▶ _Action item_: Go through the listing below and output it word for word.

====

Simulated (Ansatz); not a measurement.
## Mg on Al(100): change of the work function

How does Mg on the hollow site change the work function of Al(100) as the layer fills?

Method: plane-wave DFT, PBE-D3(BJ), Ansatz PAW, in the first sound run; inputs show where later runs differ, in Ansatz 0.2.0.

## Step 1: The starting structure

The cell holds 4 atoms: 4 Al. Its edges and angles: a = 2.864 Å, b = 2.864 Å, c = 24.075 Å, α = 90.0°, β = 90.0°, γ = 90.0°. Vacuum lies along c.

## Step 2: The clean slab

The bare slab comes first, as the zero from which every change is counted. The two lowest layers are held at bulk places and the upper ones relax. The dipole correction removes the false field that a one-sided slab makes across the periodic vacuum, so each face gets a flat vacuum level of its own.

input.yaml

====

▶ _Written reply_:
Simulated (Ansatz); not a measurement.
## Mg on Al(100): change of the work function

How does Mg on the hollow site change the work function of Al(100) as the layer fills?

Method: plane-wave DFT, PBE-D3(BJ), Ansatz PAW, in the first sound run; inputs show where later runs differ, in Ansatz 0.2.0.

## Step 1: The starting structure

The cell holds 4 atoms: 4 Al. Its edges and angles: a = 2.864 Å, b = 2.864 Å, c = 24.075 Å, α = 90.0°, β = 90.0°, γ = 90.0°. Vacuum lies along c.

## Step 2: The clean slab

The bare slab comes first, as the zero from which every change is counted. The two lowest layers are held at bulk places and the upper ones relax. The dipole correction removes the false field that a one-sided slab makes across the periodic vacuum, so each face gets a flat vacuum level of its own.

input.yaml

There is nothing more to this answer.